**TASK ITEM:** Give again the lines of the data from its first line through the line with "Cell that was". Change nothing.

**ENTRIES SHOWN:**
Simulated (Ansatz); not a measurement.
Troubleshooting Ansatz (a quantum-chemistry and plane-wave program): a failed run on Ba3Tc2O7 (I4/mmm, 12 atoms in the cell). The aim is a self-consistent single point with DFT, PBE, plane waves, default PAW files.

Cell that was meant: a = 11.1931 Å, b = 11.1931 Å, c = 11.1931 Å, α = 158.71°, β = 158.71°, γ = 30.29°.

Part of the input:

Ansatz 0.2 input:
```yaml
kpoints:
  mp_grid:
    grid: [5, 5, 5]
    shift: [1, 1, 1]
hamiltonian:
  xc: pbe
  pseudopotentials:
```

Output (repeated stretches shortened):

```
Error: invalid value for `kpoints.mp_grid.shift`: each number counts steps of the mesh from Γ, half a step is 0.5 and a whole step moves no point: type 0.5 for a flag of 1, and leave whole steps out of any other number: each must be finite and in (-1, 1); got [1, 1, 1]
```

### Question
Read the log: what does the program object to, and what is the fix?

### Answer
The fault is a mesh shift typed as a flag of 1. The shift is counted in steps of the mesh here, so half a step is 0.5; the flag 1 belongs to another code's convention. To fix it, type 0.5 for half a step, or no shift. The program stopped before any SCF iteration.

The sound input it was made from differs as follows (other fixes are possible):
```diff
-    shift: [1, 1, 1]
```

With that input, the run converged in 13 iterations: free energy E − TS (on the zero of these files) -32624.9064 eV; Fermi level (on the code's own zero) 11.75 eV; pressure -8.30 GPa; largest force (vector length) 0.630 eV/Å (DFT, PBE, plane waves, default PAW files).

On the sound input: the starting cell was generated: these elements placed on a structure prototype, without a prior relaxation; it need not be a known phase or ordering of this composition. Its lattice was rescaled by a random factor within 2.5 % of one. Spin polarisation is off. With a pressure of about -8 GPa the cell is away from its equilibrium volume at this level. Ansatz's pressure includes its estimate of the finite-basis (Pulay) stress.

**EXERCISE OUTPUT:**
Simulated (Ansatz); not a measurement.
Troubleshooting Ansatz (a quantum-chemistry and plane-wave program): a failed run on Ba3Tc2O7 (I4/mmm, 12 atoms in the cell). The aim is a self-consistent single point with DFT, PBE, plane waves, default PAW files.

Cell that was meant: a = 11.1931 Å, b = 11.1931 Å, c = 11.1931 Å, α = 158.71°, β = 158.71°, γ = 30.29°.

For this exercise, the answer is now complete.